Dataset
+++
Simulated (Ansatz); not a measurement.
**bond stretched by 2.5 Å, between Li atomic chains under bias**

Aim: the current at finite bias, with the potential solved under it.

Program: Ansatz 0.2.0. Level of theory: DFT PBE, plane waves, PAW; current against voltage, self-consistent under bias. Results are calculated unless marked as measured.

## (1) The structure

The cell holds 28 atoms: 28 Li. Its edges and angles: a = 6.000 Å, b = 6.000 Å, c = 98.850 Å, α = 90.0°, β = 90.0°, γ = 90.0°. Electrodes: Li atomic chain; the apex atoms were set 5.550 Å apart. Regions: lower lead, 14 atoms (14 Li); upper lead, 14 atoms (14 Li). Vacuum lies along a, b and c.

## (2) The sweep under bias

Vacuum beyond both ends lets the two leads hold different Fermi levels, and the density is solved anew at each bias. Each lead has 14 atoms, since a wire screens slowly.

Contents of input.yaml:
+++

Exercise
The records above should be printed exactly, please, from the first line through the line containing "Vacuum beyond both", with both ends kept and nothing past it.

Written response
Simulated (Ansatz); not a measurement.
**bond stretched by 2.5 Å, between Li atomic chains under bias**

Aim: the current at finite bias, with the potential solved under it.

Program: Ansatz 0.2.0. Level of theory: DFT PBE, plane waves, PAW; current against voltage, self-consistent under bias. Results are calculated unless marked as measured.

## (1) The structure

The cell holds 28 atoms: 28 Li. Its edges and angles: a = 6.000 Å, b = 6.000 Å, c = 98.850 Å, α = 90.0°, β = 90.0°, γ = 90.0°. Electrodes: Li atomic chain; the apex atoms were set 5.550 Å apart. Regions: lower lead, 14 atoms (14 Li); upper lead, 14 atoms (14 Li). Vacuum lies along a, b and c.

## (2) The sweep under bias

Vacuum beyond both ends lets the two leads hold different Fermi levels, and the density is solved anew at each bias. Each lead has 14 atoms, since a wire screens slowly.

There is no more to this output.